**TASK ITEM:** Set out exactly, line by line, the stretch of data below that begins at the line containing "NBANDS = 17 |" and ends at the line containing "Wall time 18", with both ends kept.

**RECORD EXCERPTS:**
-------------------------

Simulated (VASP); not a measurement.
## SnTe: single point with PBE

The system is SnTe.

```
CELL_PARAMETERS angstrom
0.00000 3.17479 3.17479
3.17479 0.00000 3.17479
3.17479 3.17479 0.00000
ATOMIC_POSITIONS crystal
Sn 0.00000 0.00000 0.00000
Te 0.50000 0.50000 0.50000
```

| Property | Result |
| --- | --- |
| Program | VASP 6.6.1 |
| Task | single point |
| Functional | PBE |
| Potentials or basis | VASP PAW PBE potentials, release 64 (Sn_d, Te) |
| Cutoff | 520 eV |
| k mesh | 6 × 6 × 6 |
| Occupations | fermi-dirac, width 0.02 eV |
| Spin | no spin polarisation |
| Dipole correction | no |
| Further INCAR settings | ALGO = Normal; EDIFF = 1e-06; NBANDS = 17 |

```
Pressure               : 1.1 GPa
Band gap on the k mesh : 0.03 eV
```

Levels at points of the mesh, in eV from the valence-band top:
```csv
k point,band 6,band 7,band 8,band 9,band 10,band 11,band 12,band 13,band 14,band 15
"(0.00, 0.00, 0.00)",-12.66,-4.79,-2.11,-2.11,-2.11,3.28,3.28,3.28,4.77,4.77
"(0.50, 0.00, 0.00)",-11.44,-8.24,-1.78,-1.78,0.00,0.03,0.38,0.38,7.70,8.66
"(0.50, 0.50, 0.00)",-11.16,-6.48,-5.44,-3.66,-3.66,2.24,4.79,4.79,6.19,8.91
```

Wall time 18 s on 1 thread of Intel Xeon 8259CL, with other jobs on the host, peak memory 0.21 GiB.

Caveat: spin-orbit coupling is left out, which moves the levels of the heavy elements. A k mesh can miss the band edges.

-------------------------

**WRITTEN ANSWER:**
| Further INCAR settings | ALGO = Normal; EDIFF = 1e-06; NBANDS = 17 |

```
Pressure               : 1.1 GPa
Band gap on the k mesh : 0.03 eV
```

Levels at points of the mesh, in eV from the valence-band top:
```csv
k point,band 6,band 7,band 8,band 9,band 10,band 11,band 12,band 13,band 14,band 15
"(0.00, 0.00, 0.00)",-12.66,-4.79,-2.11,-2.11,-2.11,3.28,3.28,3.28,4.77,4.77
"(0.50, 0.00, 0.00)",-11.44,-8.24,-1.78,-1.78,0.00,0.03,0.38,0.38,7.70,8.66
"(0.50, 0.50, 0.00)",-11.16,-6.48,-5.44,-3.66,-3.66,2.24,4.79,4.79,6.19,8.91
```

Wall time 18 s on 1 thread of Intel Xeon 8259CL, with other jobs on the host, peak memory 0.21 GiB.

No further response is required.